::::
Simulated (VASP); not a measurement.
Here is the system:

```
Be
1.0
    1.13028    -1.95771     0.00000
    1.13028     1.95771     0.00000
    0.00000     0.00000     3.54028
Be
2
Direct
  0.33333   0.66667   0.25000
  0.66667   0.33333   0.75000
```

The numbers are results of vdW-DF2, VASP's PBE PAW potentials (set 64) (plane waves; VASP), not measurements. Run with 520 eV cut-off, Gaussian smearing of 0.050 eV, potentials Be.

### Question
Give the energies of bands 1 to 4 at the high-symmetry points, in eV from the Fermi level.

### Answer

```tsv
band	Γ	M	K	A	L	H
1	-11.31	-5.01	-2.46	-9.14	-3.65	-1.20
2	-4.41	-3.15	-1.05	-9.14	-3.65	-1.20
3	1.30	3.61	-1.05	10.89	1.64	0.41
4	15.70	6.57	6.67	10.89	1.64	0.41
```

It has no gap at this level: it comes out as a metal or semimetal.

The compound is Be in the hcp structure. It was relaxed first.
::::

» **Task item**
Stop at the line containing "It has no gap". Please print exactly every line before it from the start of the records, plus that line itself, and nothing else.

» **Exercise solution**
Simulated (VASP); not a measurement.
Here is the system:

```
Be
1.0
    1.13028    -1.95771     0.00000
    1.13028     1.95771     0.00000
    0.00000     0.00000     3.54028
Be
2
Direct
  0.33333   0.66667   0.25000
  0.66667   0.33333   0.75000
```

The numbers are results of vdW-DF2, VASP's PBE PAW potentials (set 64) (plane waves; VASP), not measurements. Run with 520 eV cut-off, Gaussian smearing of 0.050 eV, potentials Be.

### Question
Give the energies of bands 1 to 4 at the high-symmetry points, in eV from the Fermi level.

### Answer

```tsv
band	Γ	M	K	A	L	H
1	-11.31	-5.01	-2.46	-9.14	-3.65	-1.20
2	-4.41	-3.15	-1.05	-9.14	-3.65	-1.20
3	1.30	3.61	-1.05	10.89	1.64	0.41
4	15.70	6.57	6.67	10.89	1.64	0.41
```

It has no gap at this level: it comes out as a metal or semimetal.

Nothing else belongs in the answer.